ACTIVITY:
What follows is a block of records; restate each one word for word.

** Opening RECORDS SUPPLIED block **

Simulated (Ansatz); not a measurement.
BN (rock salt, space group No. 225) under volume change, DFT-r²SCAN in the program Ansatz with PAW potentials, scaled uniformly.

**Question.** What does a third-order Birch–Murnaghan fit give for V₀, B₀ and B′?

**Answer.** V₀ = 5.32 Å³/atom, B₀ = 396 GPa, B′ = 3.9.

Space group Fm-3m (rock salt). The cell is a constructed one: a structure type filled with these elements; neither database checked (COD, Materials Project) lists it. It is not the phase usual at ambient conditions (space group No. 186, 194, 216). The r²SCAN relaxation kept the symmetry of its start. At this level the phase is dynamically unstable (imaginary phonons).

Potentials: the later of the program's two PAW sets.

** Closing RECORDS SUPPLIED block **

WORKED SOLUTION:
Simulated (Ansatz); not a measurement.
BN (rock salt, space group No. 225) under volume change, DFT-r²SCAN in the program Ansatz with PAW potentials, scaled uniformly.

**Question.** What does a third-order Birch–Murnaghan fit give for V₀, B₀ and B′?

**Answer.** V₀ = 5.32 Å³/atom, B₀ = 396 GPa, B′ = 3.9.

Space group Fm-3m (rock salt). The cell is a constructed one: a structure type filled with these elements; neither database checked (COD, Materials Project) lists it. It is not the phase usual at ambient conditions (space group No. 186, 194, 216). The r²SCAN relaxation kept the symmetry of its start. At this level the phase is dynamically unstable (imaginary phonons).

Potentials: the later of the program's two PAW sets.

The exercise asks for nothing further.